━━━ Given information ━━━
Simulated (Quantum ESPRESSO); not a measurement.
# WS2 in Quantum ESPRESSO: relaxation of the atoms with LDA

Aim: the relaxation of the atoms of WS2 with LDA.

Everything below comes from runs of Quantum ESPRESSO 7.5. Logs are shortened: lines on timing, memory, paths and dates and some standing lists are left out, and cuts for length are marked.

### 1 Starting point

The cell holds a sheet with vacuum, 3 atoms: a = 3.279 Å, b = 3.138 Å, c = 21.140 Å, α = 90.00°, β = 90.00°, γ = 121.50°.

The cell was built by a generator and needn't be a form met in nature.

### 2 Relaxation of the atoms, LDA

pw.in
━━━

Restate all of the entries exactly, please.

= Written solution =
Simulated (Quantum ESPRESSO); not a measurement.
# WS2 in Quantum ESPRESSO: relaxation of the atoms with LDA

Aim: the relaxation of the atoms of WS2 with LDA.

Everything below comes from runs of Quantum ESPRESSO 7.5. Logs are shortened: lines on timing, memory, paths and dates and some standing lists are left out, and cuts for length are marked.

### 1 Starting point

The cell holds a sheet with vacuum, 3 atoms: a = 3.279 Å, b = 3.138 Å, c = 21.140 Å, α = 90.00°, β = 90.00°, γ = 121.50°.

The cell was built by a generator and needn't be a form met in nature.

### 2 Relaxation of the atoms, LDA

pw.in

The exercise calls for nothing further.